• [Assigned task]: Please write out, exactly, every line of the listing from its first line through the one that includes "### Step 2. Relaxing the atoms".

• [Source data]:
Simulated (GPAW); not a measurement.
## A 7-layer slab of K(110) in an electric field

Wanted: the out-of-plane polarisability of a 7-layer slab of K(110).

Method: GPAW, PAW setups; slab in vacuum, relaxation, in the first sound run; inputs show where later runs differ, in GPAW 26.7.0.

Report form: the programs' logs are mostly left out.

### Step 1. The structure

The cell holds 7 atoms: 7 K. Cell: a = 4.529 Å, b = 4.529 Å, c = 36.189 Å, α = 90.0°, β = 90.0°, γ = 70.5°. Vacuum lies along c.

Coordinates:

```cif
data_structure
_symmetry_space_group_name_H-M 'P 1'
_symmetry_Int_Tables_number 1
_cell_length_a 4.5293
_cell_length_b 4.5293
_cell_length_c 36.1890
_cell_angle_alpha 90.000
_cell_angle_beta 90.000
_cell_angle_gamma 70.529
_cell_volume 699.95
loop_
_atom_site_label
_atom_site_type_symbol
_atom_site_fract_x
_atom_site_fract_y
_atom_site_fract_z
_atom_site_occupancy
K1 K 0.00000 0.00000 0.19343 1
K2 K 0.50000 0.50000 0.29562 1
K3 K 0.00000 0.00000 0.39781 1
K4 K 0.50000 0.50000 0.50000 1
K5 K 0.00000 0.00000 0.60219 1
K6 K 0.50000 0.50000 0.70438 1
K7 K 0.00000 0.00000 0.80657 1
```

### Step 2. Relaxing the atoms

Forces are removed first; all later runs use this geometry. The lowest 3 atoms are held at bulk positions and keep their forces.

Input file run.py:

• [Exercise solution]:
Simulated (GPAW); not a measurement.
## A 7-layer slab of K(110) in an electric field

Wanted: the out-of-plane polarisability of a 7-layer slab of K(110).

Method: GPAW, PAW setups; slab in vacuum, relaxation, in the first sound run; inputs show where later runs differ, in GPAW 26.7.0.

Report form: the programs' logs are mostly left out.

### Step 1. The structure

The cell holds 7 atoms: 7 K. Cell: a = 4.529 Å, b = 4.529 Å, c = 36.189 Å, α = 90.0°, β = 90.0°, γ = 70.5°. Vacuum lies along c.

Coordinates:

```cif
data_structure
_symmetry_space_group_name_H-M 'P 1'
_symmetry_Int_Tables_number 1
_cell_length_a 4.5293
_cell_length_b 4.5293
_cell_length_c 36.1890
_cell_angle_alpha 90.000
_cell_angle_beta 90.000
_cell_angle_gamma 70.529
_cell_volume 699.95
loop_
_atom_site_label
_atom_site_type_symbol
_atom_site_fract_x
_atom_site_fract_y
_atom_site_fract_z
_atom_site_occupancy
K1 K 0.00000 0.00000 0.19343 1
K2 K 0.50000 0.50000 0.29562 1
K3 K 0.00000 0.00000 0.39781 1
K4 K 0.50000 0.50000 0.50000 1
K5 K 0.00000 0.00000 0.60219 1
K6 K 0.50000 0.50000 0.70438 1
K7 K 0.00000 0.00000 0.80657 1
```

### Step 2. Relaxing the atoms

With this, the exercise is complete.